* Work item: The entries below are to be repeated exactly as they stand.

── Provided records ──

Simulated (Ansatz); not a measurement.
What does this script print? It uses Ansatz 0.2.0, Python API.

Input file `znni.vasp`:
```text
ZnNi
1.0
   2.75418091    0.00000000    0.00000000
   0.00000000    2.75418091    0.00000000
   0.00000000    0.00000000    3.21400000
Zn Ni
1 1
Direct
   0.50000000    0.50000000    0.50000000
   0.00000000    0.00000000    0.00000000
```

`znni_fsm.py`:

───

* Exercise solution:
Simulated (Ansatz); not a measurement.
What does this script print? It uses Ansatz 0.2.0, Python API.

Input file `znni.vasp`:
```text
ZnNi
1.0
   2.75418091    0.00000000    0.00000000
   0.00000000    2.75418091    0.00000000
   0.00000000    0.00000000    3.21400000
Zn Ni
1 1
Direct
   0.50000000    0.50000000    0.50000000
   0.00000000    0.00000000    0.00000000
```

`znni_fsm.py`:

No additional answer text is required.